┄┄┄┄┄┄┄┄┄┄
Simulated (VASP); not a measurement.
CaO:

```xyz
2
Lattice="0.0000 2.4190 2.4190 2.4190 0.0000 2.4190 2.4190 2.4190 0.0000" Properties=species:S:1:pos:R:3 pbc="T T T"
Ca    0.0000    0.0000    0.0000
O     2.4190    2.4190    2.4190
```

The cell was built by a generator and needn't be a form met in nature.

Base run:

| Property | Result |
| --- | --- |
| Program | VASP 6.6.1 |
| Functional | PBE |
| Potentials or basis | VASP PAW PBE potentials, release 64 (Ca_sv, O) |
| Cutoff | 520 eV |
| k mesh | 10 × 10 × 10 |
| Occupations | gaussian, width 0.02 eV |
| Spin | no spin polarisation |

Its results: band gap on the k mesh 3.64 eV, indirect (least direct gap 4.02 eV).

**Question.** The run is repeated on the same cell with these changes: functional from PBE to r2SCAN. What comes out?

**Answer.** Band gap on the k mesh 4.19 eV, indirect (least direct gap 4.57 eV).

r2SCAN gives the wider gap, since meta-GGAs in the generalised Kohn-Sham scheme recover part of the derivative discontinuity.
┄┄┄┄┄┄┄┄┄┄

- Requirement
Reply with the lines from the first line of the entries through the line that contains "gap 4.57 eV).", repeated exactly with both ends kept, and with nothing else.

- Exercise output
Simulated (VASP); not a measurement.
CaO:

```xyz
2
Lattice="0.0000 2.4190 2.4190 2.4190 0.0000 2.4190 2.4190 2.4190 0.0000" Properties=species:S:1:pos:R:3 pbc="T T T"
Ca    0.0000    0.0000    0.0000
O     2.4190    2.4190    2.4190
```

The cell was built by a generator and needn't be a form met in nature.

Base run:

| Property | Result |
| --- | --- |
| Program | VASP 6.6.1 |
| Functional | PBE |
| Potentials or basis | VASP PAW PBE potentials, release 64 (Ca_sv, O) |
| Cutoff | 520 eV |
| k mesh | 10 × 10 × 10 |
| Occupations | gaussian, width 0.02 eV |
| Spin | no spin polarisation |

Its results: band gap on the k mesh 3.64 eV, indirect (least direct gap 4.02 eV).

**Question.** The run is repeated on the same cell with these changes: functional from PBE to r2SCAN. What comes out?

**Answer.** Band gap on the k mesh 4.19 eV, indirect (least direct gap 4.57 eV).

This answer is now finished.